TASK ITEM: Give back an exact copy of the lines from the start of the material through the line bearing "Energy scan for". Include both ends and nothing else.

─── PROVIDED MATERIAL

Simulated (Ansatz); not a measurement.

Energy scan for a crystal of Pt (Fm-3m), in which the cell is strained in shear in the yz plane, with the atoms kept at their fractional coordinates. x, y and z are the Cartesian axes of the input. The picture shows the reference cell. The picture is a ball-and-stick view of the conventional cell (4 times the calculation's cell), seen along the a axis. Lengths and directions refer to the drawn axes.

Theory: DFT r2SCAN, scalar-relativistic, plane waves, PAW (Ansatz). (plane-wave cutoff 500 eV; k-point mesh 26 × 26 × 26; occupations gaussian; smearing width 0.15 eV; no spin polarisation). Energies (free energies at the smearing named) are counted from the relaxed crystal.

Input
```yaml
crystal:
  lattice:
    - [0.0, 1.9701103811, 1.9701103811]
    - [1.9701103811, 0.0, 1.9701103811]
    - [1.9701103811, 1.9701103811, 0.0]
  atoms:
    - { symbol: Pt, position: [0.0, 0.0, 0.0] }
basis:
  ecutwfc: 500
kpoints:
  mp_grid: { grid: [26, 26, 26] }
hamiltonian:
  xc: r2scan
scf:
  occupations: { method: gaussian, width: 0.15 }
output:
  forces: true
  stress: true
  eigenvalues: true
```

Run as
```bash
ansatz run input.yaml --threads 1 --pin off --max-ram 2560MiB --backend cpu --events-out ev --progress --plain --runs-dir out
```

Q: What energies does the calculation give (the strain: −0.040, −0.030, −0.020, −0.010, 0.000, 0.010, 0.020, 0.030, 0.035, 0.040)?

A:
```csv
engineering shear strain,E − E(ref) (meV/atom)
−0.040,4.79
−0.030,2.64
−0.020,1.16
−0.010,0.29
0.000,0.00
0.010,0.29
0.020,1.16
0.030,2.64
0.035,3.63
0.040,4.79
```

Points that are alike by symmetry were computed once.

──────

YOUR SOLUTION:
Simulated (Ansatz); not a measurement.

Energy scan for a crystal of Pt (Fm-3m), in which the cell is strained in shear in the yz plane, with the atoms kept at their fractional coordinates. x, y and z are the Cartesian axes of the input. The picture shows the reference cell. The picture is a ball-and-stick view of the conventional cell (4 times the calculation's cell), seen along the a axis. Lengths and directions refer to the drawn axes.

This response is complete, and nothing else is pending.